_Work item_
For the listing below, output exactly the lines from the line with "Equilibrium computed with" up to and including the line with "At 525 °C, list", and no other lines.

_Data listing_
********

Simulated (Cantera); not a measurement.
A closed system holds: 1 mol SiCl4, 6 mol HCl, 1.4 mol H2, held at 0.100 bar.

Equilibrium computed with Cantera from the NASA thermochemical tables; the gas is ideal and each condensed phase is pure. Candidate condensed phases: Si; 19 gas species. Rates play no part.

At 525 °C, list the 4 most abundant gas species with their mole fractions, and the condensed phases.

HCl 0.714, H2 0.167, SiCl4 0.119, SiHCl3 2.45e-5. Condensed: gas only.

********

_Reply_
Equilibrium computed with Cantera from the NASA thermochemical tables; the gas is ideal and each condensed phase is pure. Candidate condensed phases: Si; 19 gas species. Rates play no part.

At 525 °C, list the 4 most abundant gas species with their mole fractions, and the condensed phases.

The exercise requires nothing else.